Available data:
************

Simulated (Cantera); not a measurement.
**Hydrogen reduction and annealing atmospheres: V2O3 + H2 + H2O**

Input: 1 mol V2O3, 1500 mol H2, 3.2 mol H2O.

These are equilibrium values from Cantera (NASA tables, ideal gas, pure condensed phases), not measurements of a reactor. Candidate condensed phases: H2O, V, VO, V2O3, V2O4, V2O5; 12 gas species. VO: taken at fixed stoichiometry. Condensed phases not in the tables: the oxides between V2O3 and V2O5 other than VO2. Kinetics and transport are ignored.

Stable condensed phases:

************

Exercise: Output the listing above exactly as it appears.

Your response:
Simulated (Cantera); not a measurement.
**Hydrogen reduction and annealing atmospheres: V2O3 + H2 + H2O**

Input: 1 mol V2O3, 1500 mol H2, 3.2 mol H2O.

These are equilibrium values from Cantera (NASA tables, ideal gas, pure condensed phases), not measurements of a reactor. Candidate condensed phases: H2O, V, VO, V2O3, V2O4, V2O5; 12 gas species. VO: taken at fixed stoichiometry. Condensed phases not in the tables: the oxides between V2O3 and V2O5 other than VO2. Kinetics and transport are ignored.

Stable condensed phases:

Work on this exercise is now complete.